> _Work task_: Your task is to transcribe, without alteration, the lines from the top of the material below through the line bearing "Solution. Band gap", inclusive.

------ Records supplied

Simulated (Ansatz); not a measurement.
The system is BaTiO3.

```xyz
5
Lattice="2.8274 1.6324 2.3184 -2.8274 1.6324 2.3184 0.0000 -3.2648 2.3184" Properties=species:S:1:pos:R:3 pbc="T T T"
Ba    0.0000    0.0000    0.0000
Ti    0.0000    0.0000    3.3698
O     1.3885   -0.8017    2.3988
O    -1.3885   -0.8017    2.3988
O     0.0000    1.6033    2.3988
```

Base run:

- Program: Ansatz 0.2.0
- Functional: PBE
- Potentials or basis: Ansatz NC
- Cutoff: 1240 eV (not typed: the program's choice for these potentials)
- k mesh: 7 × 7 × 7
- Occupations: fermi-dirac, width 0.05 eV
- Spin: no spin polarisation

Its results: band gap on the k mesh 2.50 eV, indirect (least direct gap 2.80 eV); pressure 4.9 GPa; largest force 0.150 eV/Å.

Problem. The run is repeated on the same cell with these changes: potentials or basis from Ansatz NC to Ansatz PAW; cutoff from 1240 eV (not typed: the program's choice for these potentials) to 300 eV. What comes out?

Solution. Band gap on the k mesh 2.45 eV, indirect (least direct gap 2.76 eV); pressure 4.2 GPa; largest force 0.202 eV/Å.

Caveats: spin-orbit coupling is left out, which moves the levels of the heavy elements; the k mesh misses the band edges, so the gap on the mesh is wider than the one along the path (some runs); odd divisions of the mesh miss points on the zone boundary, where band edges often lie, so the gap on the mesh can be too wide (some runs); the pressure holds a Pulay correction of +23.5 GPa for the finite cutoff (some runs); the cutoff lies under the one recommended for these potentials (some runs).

------------

> _Problem solution_:
Simulated (Ansatz); not a measurement.
The system is BaTiO3.

```xyz
5
Lattice="2.8274 1.6324 2.3184 -2.8274 1.6324 2.3184 0.0000 -3.2648 2.3184" Properties=species:S:1:pos:R:3 pbc="T T T"
Ba    0.0000    0.0000    0.0000
Ti    0.0000    0.0000    3.3698
O     1.3885   -0.8017    2.3988
O    -1.3885   -0.8017    2.3988
O     0.0000    1.6033    2.3988
```

Base run:

- Program: Ansatz 0.2.0
- Functional: PBE
- Potentials or basis: Ansatz NC
- Cutoff: 1240 eV (not typed: the program's choice for these potentials)
- k mesh: 7 × 7 × 7
- Occupations: fermi-dirac, width 0.05 eV
- Spin: no spin polarisation

Its results: band gap on the k mesh 2.50 eV, indirect (least direct gap 2.80 eV); pressure 4.9 GPa; largest force 0.150 eV/Å.

Problem. The run is repeated on the same cell with these changes: potentials or basis from Ansatz NC to Ansatz PAW; cutoff from 1240 eV (not typed: the program's choice for these potentials) to 300 eV. What comes out?

Solution. Band gap on the k mesh 2.45 eV, indirect (least direct gap 2.76 eV); pressure 4.2 GPa; largest force 0.202 eV/Å.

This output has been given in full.